» Excerpted data
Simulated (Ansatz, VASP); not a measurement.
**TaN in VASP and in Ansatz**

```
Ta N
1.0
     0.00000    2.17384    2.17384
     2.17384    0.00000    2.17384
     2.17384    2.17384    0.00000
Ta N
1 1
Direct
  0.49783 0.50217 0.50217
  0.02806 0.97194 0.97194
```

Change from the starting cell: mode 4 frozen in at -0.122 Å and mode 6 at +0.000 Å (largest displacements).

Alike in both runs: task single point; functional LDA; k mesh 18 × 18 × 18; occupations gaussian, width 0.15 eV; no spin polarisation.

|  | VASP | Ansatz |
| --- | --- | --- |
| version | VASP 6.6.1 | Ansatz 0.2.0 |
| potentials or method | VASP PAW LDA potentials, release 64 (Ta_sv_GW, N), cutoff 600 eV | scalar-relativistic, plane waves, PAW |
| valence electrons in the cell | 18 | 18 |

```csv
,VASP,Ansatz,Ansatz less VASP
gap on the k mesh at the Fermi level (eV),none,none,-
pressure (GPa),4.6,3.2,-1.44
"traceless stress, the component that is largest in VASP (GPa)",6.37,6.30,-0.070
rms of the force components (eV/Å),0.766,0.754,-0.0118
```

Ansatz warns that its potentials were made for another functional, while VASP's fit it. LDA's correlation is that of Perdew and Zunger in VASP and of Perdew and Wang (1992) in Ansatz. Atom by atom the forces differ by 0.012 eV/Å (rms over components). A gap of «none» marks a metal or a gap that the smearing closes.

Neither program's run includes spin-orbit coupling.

» Work request
Reproduce the listing above exactly as far as the line with "waves, PAW |", that line included.

» Task response
Simulated (Ansatz, VASP); not a measurement.
**TaN in VASP and in Ansatz**

```
Ta N
1.0
     0.00000    2.17384    2.17384
     2.17384    0.00000    2.17384
     2.17384    2.17384    0.00000
Ta N
1 1
Direct
  0.49783 0.50217 0.50217
  0.02806 0.97194 0.97194
```

Change from the starting cell: mode 4 frozen in at -0.122 Å and mode 6 at +0.000 Å (largest displacements).

Alike in both runs: task single point; functional LDA; k mesh 18 × 18 × 18; occupations gaussian, width 0.15 eV; no spin polarisation.

|  | VASP | Ansatz |
| --- | --- | --- |
| version | VASP 6.6.1 | Ansatz 0.2.0 |
| potentials or method | VASP PAW LDA potentials, release 64 (Ta_sv_GW, N), cutoff 600 eV | scalar-relativistic, plane waves, PAW |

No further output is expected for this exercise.